All lines from the start of the listing below through the line containing "Task: Estimate the missing entries." are to be written out again exactly, and no others.

>>>>>

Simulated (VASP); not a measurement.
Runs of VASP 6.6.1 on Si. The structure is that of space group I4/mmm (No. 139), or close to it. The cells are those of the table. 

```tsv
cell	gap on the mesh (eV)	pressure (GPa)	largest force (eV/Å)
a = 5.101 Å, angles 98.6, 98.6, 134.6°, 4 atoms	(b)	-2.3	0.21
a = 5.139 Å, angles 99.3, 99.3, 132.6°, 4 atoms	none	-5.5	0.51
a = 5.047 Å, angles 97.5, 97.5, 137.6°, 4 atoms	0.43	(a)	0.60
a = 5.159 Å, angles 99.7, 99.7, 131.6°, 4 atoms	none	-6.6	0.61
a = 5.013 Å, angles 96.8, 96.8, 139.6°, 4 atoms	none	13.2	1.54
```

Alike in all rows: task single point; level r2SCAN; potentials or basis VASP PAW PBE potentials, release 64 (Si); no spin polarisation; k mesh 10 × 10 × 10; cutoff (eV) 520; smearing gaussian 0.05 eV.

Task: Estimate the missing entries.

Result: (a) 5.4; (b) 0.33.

<<<<<

YOUR RESPONSE:
Simulated (VASP); not a measurement.
Runs of VASP 6.6.1 on Si. The structure is that of space group I4/mmm (No. 139), or close to it. The cells are those of the table. 

```tsv
cell	gap on the mesh (eV)	pressure (GPa)	largest force (eV/Å)
a = 5.101 Å, angles 98.6, 98.6, 134.6°, 4 atoms	(b)	-2.3	0.21
a = 5.139 Å, angles 99.3, 99.3, 132.6°, 4 atoms	none	-5.5	0.51
a = 5.047 Å, angles 97.5, 97.5, 137.6°, 4 atoms	0.43	(a)	0.60
a = 5.159 Å, angles 99.7, 99.7, 131.6°, 4 atoms	none	-6.6	0.61
a = 5.013 Å, angles 96.8, 96.8, 139.6°, 4 atoms	none	13.2	1.54
```

Alike in all rows: task single point; level r2SCAN; potentials or basis VASP PAW PBE potentials, release 64 (Si); no spin polarisation; k mesh 10 × 10 × 10; cutoff (eV) 520; smearing gaussian 0.05 eV.

Task: Estimate the missing entries.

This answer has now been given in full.